* Requirement:
Every line between the top of the data below and the line with "With HSE06 the", both ends included, must be retyped exactly.

* Entries provided:
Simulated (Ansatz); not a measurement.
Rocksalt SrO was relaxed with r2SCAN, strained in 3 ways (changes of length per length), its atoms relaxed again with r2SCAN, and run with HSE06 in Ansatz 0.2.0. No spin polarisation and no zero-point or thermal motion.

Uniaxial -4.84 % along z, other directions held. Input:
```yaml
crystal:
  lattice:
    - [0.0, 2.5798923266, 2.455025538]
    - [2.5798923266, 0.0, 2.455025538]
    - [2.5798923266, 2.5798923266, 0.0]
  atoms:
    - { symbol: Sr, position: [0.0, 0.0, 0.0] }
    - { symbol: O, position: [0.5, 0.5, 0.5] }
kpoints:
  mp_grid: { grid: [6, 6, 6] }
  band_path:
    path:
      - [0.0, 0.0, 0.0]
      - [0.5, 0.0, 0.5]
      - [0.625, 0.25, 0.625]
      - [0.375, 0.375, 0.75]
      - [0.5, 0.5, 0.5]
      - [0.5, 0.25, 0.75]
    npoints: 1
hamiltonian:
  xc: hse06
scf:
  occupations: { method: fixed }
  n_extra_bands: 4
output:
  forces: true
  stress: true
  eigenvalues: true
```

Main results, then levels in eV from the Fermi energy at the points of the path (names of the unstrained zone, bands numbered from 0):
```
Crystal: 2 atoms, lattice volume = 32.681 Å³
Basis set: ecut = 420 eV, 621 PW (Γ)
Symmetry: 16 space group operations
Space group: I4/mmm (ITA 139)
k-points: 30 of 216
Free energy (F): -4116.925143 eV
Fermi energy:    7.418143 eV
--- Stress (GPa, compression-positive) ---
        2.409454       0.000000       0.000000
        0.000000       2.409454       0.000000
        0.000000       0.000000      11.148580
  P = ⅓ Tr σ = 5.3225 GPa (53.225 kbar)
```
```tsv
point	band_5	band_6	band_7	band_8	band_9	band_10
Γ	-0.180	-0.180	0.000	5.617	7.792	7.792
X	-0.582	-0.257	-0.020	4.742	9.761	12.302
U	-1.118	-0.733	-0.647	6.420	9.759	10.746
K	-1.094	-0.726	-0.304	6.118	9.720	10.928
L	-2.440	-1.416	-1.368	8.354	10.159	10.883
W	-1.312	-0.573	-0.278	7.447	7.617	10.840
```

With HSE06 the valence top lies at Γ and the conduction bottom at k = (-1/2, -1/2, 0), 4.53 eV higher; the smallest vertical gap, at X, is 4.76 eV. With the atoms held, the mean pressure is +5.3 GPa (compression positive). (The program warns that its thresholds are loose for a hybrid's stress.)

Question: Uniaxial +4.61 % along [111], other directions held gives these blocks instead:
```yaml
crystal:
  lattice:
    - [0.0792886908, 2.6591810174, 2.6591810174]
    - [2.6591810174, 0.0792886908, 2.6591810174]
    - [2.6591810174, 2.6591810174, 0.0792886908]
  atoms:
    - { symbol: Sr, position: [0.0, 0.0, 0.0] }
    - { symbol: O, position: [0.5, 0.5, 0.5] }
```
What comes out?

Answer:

* Answer space:
Simulated (Ansatz); not a measurement.
Rocksalt SrO was relaxed with r2SCAN, strained in 3 ways (changes of length per length), its atoms relaxed again with r2SCAN, and run with HSE06 in Ansatz 0.2.0. No spin polarisation and no zero-point or thermal motion.

Uniaxial -4.84 % along z, other directions held. Input:
```yaml
crystal:
  lattice:
    - [0.0, 2.5798923266, 2.455025538]
    - [2.5798923266, 0.0, 2.455025538]
    - [2.5798923266, 2.5798923266, 0.0]
  atoms:
    - { symbol: Sr, position: [0.0, 0.0, 0.0] }
    - { symbol: O, position: [0.5, 0.5, 0.5] }
kpoints:
  mp_grid: { grid: [6, 6, 6] }
  band_path:
    path:
      - [0.0, 0.0, 0.0]
      - [0.5, 0.0, 0.5]
      - [0.625, 0.25, 0.625]
      - [0.375, 0.375, 0.75]
      - [0.5, 0.5, 0.5]
      - [0.5, 0.25, 0.75]
    npoints: 1
hamiltonian:
  xc: hse06
scf:
  occupations: { method: fixed }
  n_extra_bands: 4
output:
  forces: true
  stress: true
  eigenvalues: true
```

Main results, then levels in eV from the Fermi energy at the points of the path (names of the unstrained zone, bands numbered from 0):
```
Crystal: 2 atoms, lattice volume = 32.681 Å³
Basis set: ecut = 420 eV, 621 PW (Γ)
Symmetry: 16 space group operations
Space group: I4/mmm (ITA 139)
k-points: 30 of 216
Free energy (F): -4116.925143 eV
Fermi energy:    7.418143 eV
--- Stress (GPa, compression-positive) ---
        2.409454       0.000000       0.000000
        0.000000       2.409454       0.000000
        0.000000       0.000000      11.148580
  P = ⅓ Tr σ = 5.3225 GPa (53.225 kbar)
```
```tsv
point	band_5	band_6	band_7	band_8	band_9	band_10
Γ	-0.180	-0.180	0.000	5.617	7.792	7.792
X	-0.582	-0.257	-0.020	4.742	9.761	12.302
U	-1.118	-0.733	-0.647	6.420	9.759	10.746
K	-1.094	-0.726	-0.304	6.118	9.720	10.928
L	-2.440	-1.416	-1.368	8.354	10.159	10.883
W	-1.312	-0.573	-0.278	7.447	7.617	10.840
```

With HSE06 the valence top lies at Γ and the conduction bottom at k = (-1/2, -1/2, 0), 4.53 eV higher; the smallest vertical gap, at X, is 4.76 eV. With the atoms held, the mean pressure is +5.3 GPa (compression positive). (The program warns that its thresholds are loose for a hybrid's stress.)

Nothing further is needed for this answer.